───── Extracted material

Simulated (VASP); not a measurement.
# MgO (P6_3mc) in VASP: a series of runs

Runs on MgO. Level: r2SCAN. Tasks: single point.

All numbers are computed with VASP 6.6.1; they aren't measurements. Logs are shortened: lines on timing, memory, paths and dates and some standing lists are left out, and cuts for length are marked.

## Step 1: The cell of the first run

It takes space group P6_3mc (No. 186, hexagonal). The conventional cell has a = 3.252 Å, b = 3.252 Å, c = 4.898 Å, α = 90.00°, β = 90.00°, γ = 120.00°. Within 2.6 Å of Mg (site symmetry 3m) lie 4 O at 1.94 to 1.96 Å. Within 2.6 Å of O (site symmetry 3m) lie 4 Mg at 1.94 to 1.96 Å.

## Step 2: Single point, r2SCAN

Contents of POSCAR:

──────────

Work request - Every record above is to be transcribed exactly as written.

Response box -
Simulated (VASP); not a measurement.
# MgO (P6_3mc) in VASP: a series of runs

Runs on MgO. Level: r2SCAN. Tasks: single point.

All numbers are computed with VASP 6.6.1; they aren't measurements. Logs are shortened: lines on timing, memory, paths and dates and some standing lists are left out, and cuts for length are marked.

## Step 1: The cell of the first run

It takes space group P6_3mc (No. 186, hexagonal). The conventional cell has a = 3.252 Å, b = 3.252 Å, c = 4.898 Å, α = 90.00°, β = 90.00°, γ = 120.00°. Within 2.6 Å of Mg (site symmetry 3m) lie 4 O at 1.94 to 1.96 Å. Within 2.6 Å of O (site symmetry 3m) lie 4 Mg at 1.94 to 1.96 Å.

## Step 2: Single point, r2SCAN

Contents of POSCAR:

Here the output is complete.